Required action — I would like every entry below written out exactly.

Information —
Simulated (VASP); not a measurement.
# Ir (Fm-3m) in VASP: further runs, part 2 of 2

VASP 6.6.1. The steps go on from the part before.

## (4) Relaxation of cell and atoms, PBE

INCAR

Task result —
Simulated (VASP); not a measurement.
# Ir (Fm-3m) in VASP: further runs, part 2 of 2

VASP 6.6.1. The steps go on from the part before.

## (4) Relaxation of cell and atoms, PBE

INCAR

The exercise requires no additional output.